• ACTIVITY: The full set of entries, reproduced exactly, is the expected answer.

• MATERIAL SHOWN:
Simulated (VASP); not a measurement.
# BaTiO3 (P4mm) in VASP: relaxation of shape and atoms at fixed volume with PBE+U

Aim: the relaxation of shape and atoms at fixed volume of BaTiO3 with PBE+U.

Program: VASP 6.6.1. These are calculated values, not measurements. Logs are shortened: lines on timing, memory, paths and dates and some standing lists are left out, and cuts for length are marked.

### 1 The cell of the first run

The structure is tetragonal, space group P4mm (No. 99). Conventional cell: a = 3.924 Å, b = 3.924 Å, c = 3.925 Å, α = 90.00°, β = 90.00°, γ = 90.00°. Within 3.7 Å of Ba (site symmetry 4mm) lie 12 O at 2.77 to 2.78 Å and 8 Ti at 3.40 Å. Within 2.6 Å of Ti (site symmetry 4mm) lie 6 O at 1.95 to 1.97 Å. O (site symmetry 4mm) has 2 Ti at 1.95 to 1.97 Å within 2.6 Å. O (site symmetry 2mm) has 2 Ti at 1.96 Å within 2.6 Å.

• EXERCISE RESPONSE:
Simulated (VASP); not a measurement.
# BaTiO3 (P4mm) in VASP: relaxation of shape and atoms at fixed volume with PBE+U

Aim: the relaxation of shape and atoms at fixed volume of BaTiO3 with PBE+U.

Program: VASP 6.6.1. These are calculated values, not measurements. Logs are shortened: lines on timing, memory, paths and dates and some standing lists are left out, and cuts for length are marked.

### 1 The cell of the first run

The structure is tetragonal, space group P4mm (No. 99). Conventional cell: a = 3.924 Å, b = 3.924 Å, c = 3.925 Å, α = 90.00°, β = 90.00°, γ = 90.00°. Within 3.7 Å of Ba (site symmetry 4mm) lie 12 O at 2.77 to 2.78 Å and 8 Ti at 3.40 Å. Within 2.6 Å of Ti (site symmetry 4mm) lie 6 O at 1.95 to 1.97 Å. O (site symmetry 4mm) has 2 Ti at 1.95 to 1.97 Å within 2.6 Å. O (site symmetry 2mm) has 2 Ti at 1.96 Å within 2.6 Å.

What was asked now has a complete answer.